- **Provided information**
####

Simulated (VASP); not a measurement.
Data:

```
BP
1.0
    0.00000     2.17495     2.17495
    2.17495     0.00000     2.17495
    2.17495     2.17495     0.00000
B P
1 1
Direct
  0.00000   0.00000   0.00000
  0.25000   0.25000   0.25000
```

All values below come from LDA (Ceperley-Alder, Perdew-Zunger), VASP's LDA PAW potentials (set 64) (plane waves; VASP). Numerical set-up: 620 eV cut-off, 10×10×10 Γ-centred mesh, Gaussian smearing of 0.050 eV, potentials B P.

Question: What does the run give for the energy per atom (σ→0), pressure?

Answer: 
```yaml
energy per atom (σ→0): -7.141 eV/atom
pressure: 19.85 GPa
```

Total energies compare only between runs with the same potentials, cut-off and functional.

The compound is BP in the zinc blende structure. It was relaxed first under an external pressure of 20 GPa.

####

- **Exercise**
Your task is to quote, without any alteration, the lines running from the top of the records to the line that holds "Total energies compare", both included.

- **Written response**
Simulated (VASP); not a measurement.
Data:

```
BP
1.0
    0.00000     2.17495     2.17495
    2.17495     0.00000     2.17495
    2.17495     2.17495     0.00000
B P
1 1
Direct
  0.00000   0.00000   0.00000
  0.25000   0.25000   0.25000
```

All values below come from LDA (Ceperley-Alder, Perdew-Zunger), VASP's LDA PAW potentials (set 64) (plane waves; VASP). Numerical set-up: 620 eV cut-off, 10×10×10 Γ-centred mesh, Gaussian smearing of 0.050 eV, potentials B P.

Question: What does the run give for the energy per atom (σ→0), pressure?

Answer: 
```yaml
energy per atom (σ→0): -7.141 eV/atom
pressure: 19.85 GPa
```

Total energies compare only between runs with the same potentials, cut-off and functional.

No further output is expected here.